Dataset extract:
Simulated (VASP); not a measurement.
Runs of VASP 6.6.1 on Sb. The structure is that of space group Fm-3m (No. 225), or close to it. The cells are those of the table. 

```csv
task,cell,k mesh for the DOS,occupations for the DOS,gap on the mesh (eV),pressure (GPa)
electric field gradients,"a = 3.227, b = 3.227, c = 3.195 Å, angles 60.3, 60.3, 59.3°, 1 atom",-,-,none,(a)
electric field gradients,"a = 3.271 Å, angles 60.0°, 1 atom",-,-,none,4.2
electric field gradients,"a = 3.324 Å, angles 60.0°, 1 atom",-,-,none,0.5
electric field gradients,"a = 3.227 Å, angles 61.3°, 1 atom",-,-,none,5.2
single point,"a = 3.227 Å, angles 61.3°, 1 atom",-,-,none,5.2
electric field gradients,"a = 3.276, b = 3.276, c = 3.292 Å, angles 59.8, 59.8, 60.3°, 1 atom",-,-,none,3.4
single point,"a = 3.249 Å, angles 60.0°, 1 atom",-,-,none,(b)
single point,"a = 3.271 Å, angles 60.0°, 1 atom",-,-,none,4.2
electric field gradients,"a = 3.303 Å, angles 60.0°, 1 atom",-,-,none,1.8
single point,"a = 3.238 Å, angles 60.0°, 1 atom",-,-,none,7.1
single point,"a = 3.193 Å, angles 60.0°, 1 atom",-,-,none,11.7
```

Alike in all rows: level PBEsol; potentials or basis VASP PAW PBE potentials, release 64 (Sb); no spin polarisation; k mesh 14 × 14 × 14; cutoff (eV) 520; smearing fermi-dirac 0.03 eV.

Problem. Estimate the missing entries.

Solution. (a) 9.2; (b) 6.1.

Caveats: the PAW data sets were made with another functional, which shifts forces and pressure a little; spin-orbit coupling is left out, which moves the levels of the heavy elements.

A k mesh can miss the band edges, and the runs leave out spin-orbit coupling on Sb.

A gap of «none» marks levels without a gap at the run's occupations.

Work request: Retype word for word everything in the listing above from the line that holds "Problem. Estimate the missing entries." down to the line that holds "A k mesh can". Keep both end lines and leave out the rest.

Exercise answer:
Problem. Estimate the missing entries.

Solution. (a) 9.2; (b) 6.1.

Caveats: the PAW data sets were made with another functional, which shifts forces and pressure a little; spin-orbit coupling is left out, which moves the levels of the heavy elements.

A k mesh can miss the band edges, and the runs leave out spin-orbit coupling on Sb.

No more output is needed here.